——

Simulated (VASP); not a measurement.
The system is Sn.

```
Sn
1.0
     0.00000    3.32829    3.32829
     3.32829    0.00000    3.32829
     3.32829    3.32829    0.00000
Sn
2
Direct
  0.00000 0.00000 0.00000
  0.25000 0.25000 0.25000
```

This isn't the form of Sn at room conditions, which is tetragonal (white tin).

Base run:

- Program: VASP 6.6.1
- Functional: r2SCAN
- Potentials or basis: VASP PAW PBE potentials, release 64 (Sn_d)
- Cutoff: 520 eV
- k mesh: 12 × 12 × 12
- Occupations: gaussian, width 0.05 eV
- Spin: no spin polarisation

——

WORK TASK →
Retype the records that precede this task, keeping them exactly the same.

WORKED SOLUTION →
Simulated (VASP); not a measurement.
The system is Sn.

```
Sn
1.0
     0.00000    3.32829    3.32829
     3.32829    0.00000    3.32829
     3.32829    3.32829    0.00000
Sn
2
Direct
  0.00000 0.00000 0.00000
  0.25000 0.25000 0.25000
```

This isn't the form of Sn at room conditions, which is tetragonal (white tin).

Base run:

- Program: VASP 6.6.1
- Functional: r2SCAN
- Potentials or basis: VASP PAW PBE potentials, release 64 (Sn_d)
- Cutoff: 520 eV
- k mesh: 12 × 12 × 12
- Occupations: gaussian, width 0.05 eV
- Spin: no spin polarisation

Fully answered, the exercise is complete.